#### STORED DATA
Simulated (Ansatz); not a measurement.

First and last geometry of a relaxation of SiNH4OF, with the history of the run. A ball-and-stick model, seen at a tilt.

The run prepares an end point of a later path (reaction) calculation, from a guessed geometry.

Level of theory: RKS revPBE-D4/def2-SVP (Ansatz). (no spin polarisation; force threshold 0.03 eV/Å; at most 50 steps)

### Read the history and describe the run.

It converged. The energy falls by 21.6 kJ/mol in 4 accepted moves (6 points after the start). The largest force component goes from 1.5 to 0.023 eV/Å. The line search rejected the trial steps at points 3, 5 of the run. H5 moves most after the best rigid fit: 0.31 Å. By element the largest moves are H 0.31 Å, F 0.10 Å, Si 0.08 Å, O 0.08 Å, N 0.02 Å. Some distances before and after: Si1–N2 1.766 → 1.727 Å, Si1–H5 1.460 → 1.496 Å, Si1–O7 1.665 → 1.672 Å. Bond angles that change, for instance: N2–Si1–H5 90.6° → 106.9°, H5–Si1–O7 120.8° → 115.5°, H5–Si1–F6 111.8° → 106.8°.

#### WORK INSTRUCTION
All lines from the beginning of the material above through the one with "### Read the history and describe the run." need to be returned exactly; please return those and only those.

#### EXERCISE OUTPUT
Simulated (Ansatz); not a measurement.

First and last geometry of a relaxation of SiNH4OF, with the history of the run. A ball-and-stick model, seen at a tilt.

The run prepares an end point of a later path (reaction) calculation, from a guessed geometry.

Level of theory: RKS revPBE-D4/def2-SVP (Ansatz). (no spin polarisation; force threshold 0.03 eV/Å; at most 50 steps)

### Read the history and describe the run.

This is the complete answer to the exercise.